**Provided records**
────────────────
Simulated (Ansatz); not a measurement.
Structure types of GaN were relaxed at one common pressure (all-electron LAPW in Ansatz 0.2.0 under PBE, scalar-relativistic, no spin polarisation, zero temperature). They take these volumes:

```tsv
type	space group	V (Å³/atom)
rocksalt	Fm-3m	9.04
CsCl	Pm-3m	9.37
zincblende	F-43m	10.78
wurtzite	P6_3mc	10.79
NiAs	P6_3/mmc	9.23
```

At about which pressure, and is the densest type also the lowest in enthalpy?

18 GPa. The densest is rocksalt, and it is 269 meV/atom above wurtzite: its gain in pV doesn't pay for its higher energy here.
────────────────

**Work request**
Each line from the beginning of the listing up to the line where "At about which" appears needs to be given again exactly; please add nothing else.

**Expected answer**
Simulated (Ansatz); not a measurement.
Structure types of GaN were relaxed at one common pressure (all-electron LAPW in Ansatz 0.2.0 under PBE, scalar-relativistic, no spin polarisation, zero temperature). They take these volumes:

```tsv
type	space group	V (Å³/atom)
rocksalt	Fm-3m	9.04
CsCl	Pm-3m	9.37
zincblende	F-43m	10.78
wurtzite	P6_3mc	10.79
NiAs	P6_3/mmc	9.23
```

At about which pressure, and is the densest type also the lowest in enthalpy?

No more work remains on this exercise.